* **Requirement**
Beginning with the line below that contains "The cell comes" and ending with the line that contains "A: B (-7.8 GPa), C", copy every line exactly. Copy nothing else.

* **Data extracts**

※

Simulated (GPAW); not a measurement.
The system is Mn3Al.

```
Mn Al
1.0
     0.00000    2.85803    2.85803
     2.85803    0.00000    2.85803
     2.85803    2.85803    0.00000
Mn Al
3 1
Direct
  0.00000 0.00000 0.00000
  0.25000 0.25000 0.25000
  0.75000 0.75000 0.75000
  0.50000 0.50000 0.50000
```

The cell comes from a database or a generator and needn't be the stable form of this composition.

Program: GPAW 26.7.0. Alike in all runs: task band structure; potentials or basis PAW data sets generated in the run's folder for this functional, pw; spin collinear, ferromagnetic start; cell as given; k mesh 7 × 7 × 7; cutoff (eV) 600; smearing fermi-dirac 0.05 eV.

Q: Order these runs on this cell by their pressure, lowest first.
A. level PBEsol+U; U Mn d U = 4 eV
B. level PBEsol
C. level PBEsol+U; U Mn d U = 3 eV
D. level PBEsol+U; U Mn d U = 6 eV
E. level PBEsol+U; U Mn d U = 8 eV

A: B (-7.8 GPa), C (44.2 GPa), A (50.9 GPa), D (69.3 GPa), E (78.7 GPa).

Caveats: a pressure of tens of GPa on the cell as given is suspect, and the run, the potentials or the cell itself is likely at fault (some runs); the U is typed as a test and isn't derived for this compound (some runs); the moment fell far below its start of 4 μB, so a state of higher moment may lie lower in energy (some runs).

※

* **Exercise output**
The cell comes from a database or a generator and needn't be the stable form of this composition.

Program: GPAW 26.7.0. Alike in all runs: task band structure; potentials or basis PAW data sets generated in the run's folder for this functional, pw; spin collinear, ferromagnetic start; cell as given; k mesh 7 × 7 × 7; cutoff (eV) 600; smearing fermi-dirac 0.05 eV.

Q: Order these runs on this cell by their pressure, lowest first.
A. level PBEsol+U; U Mn d U = 4 eV
B. level PBEsol
C. level PBEsol+U; U Mn d U = 3 eV
D. level PBEsol+U; U Mn d U = 6 eV
E. level PBEsol+U; U Mn d U = 8 eV

A: B (-7.8 GPa), C (44.2 GPa), A (50.9 GPa), D (69.3 GPa), E (78.7 GPa).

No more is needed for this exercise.